STUDY MATERIAL:
********************

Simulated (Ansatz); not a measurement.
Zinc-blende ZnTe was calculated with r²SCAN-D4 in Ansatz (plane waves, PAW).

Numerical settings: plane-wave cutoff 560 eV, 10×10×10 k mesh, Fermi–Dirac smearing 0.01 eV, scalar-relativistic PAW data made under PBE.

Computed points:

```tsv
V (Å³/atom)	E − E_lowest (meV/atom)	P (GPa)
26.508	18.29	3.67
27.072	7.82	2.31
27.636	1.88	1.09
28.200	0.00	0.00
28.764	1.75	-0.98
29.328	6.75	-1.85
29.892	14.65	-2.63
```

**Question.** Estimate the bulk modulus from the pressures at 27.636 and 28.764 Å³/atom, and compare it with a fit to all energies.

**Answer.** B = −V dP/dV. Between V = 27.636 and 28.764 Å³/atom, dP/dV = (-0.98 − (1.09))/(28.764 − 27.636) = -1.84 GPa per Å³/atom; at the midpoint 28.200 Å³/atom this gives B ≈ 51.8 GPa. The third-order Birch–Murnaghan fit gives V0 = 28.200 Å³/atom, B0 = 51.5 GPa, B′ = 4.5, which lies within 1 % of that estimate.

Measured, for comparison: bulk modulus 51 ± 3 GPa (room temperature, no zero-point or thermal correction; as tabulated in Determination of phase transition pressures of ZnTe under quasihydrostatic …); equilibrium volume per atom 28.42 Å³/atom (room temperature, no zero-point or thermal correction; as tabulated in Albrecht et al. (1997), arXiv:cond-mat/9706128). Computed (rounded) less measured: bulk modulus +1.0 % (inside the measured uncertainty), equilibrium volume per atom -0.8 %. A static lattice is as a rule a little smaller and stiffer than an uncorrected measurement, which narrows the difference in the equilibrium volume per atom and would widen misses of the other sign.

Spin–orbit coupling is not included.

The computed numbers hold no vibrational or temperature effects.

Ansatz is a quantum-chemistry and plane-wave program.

********************

WORK ORDER: Set down verbatim only the lines between the start of the data above and the line with "of that estimate.", both boundaries included.

WRITTEN ANSWER:
Simulated (Ansatz); not a measurement.
Zinc-blende ZnTe was calculated with r²SCAN-D4 in Ansatz (plane waves, PAW).

Numerical settings: plane-wave cutoff 560 eV, 10×10×10 k mesh, Fermi–Dirac smearing 0.01 eV, scalar-relativistic PAW data made under PBE.

Computed points:

```tsv
V (Å³/atom)	E − E_lowest (meV/atom)	P (GPa)
26.508	18.29	3.67
27.072	7.82	2.31
27.636	1.88	1.09
28.200	0.00	0.00
28.764	1.75	-0.98
29.328	6.75	-1.85
29.892	14.65	-2.63
```

**Question.** Estimate the bulk modulus from the pressures at 27.636 and 28.764 Å³/atom, and compare it with a fit to all energies.

**Answer.** B = −V dP/dV. Between V = 27.636 and 28.764 Å³/atom, dP/dV = (-0.98 − (1.09))/(28.764 − 27.636) = -1.84 GPa per Å³/atom; at the midpoint 28.200 Å³/atom this gives B ≈ 51.8 GPa. The third-order Birch–Murnaghan fit gives V0 = 28.200 Å³/atom, B0 = 51.5 GPa, B′ = 4.5, which lies within 1 % of that estimate.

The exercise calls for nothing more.